######
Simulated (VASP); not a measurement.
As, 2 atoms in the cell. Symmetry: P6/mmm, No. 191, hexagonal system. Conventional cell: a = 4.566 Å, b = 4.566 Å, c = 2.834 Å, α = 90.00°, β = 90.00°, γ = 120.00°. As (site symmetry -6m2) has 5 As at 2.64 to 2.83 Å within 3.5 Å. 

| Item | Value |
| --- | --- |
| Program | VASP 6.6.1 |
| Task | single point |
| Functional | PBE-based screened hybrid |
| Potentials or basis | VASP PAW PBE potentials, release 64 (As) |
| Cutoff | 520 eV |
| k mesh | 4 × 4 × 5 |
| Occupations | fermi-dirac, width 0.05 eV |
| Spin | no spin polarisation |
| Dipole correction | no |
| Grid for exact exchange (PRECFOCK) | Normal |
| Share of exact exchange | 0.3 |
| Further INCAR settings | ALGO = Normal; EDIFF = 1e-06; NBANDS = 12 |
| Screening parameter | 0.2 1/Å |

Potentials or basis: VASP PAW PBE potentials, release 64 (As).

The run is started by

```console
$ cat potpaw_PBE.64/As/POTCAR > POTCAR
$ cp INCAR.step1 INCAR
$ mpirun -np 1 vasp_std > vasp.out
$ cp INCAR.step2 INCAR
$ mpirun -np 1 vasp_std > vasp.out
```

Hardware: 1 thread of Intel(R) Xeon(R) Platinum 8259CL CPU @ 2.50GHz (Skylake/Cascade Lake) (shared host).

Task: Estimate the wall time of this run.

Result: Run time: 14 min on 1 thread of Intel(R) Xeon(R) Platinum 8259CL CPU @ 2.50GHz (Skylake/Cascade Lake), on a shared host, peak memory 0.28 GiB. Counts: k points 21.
######

[Work instruction] Retype only the stretch of lines above starting at the one with "Item | Value |" and stopping at the one with "exchange | 0.3 |", exactly as written, with both kept.

[Exercise result]
| Item | Value |
| --- | --- |
| Program | VASP 6.6.1 |
| Task | single point |
| Functional | PBE-based screened hybrid |
| Potentials or basis | VASP PAW PBE potentials, release 64 (As) |
| Cutoff | 520 eV |
| k mesh | 4 × 4 × 5 |
| Occupations | fermi-dirac, width 0.05 eV |
| Spin | no spin polarisation |
| Dipole correction | no |
| Grid for exact exchange (PRECFOCK) | Normal |
| Share of exact exchange | 0.3 |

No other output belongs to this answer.